=== Information supplied ===

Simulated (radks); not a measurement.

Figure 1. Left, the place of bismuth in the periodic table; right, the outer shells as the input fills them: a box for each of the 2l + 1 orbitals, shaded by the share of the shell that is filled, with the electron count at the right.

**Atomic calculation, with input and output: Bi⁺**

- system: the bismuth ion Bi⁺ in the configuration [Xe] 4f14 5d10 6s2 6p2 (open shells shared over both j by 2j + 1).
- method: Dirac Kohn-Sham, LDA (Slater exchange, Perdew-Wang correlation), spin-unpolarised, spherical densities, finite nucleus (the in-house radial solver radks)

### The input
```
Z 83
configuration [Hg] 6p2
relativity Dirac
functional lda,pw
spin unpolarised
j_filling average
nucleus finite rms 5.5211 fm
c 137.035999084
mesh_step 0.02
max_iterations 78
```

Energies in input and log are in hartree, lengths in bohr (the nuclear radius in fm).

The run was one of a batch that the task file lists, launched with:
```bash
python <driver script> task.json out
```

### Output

===

Copy the material above word for word, taking the first line, the line containing "- system: the", and every line between them, and nothing else.

Simulated (radks); not a measurement.

Figure 1. Left, the place of bismuth in the periodic table; right, the outer shells as the input fills them: a box for each of the 2l + 1 orbitals, shaded by the share of the shell that is filled, with the electron count at the right.

**Atomic calculation, with input and output: Bi⁺**

- system: the bismuth ion Bi⁺ in the configuration [Xe] 4f14 5d10 6s2 6p2 (open shells shared over both j by 2j + 1).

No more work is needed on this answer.